* [REQUIREMENT]
Every word of the listing must be returned. Retype it exactly.

* [DATA RECORDS]
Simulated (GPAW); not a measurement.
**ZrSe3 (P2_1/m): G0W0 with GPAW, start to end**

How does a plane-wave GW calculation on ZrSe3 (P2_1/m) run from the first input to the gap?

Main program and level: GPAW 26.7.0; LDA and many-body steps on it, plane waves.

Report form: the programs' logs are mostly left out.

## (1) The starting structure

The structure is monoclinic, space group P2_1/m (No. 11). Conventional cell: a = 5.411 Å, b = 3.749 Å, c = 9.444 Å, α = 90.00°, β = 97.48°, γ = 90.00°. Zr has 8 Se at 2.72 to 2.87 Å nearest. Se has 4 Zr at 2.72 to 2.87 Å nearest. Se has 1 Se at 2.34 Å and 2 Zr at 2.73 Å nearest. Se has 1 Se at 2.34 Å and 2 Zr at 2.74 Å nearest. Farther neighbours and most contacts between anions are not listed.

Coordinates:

* [WRITTEN RESPONSE]
Simulated (GPAW); not a measurement.
**ZrSe3 (P2_1/m): G0W0 with GPAW, start to end**

How does a plane-wave GW calculation on ZrSe3 (P2_1/m) run from the first input to the gap?

Main program and level: GPAW 26.7.0; LDA and many-body steps on it, plane waves.

Report form: the programs' logs are mostly left out.

## (1) The starting structure

The structure is monoclinic, space group P2_1/m (No. 11). Conventional cell: a = 5.411 Å, b = 3.749 Å, c = 9.444 Å, α = 90.00°, β = 97.48°, γ = 90.00°. Zr has 8 Se at 2.72 to 2.87 Å nearest. Se has 4 Zr at 2.72 to 2.87 Å nearest. Se has 1 Se at 2.34 Å and 2 Zr at 2.73 Å nearest. Se has 1 Se at 2.34 Å and 2 Zr at 2.74 Å nearest. Farther neighbours and most contacts between anions are not listed.

Coordinates:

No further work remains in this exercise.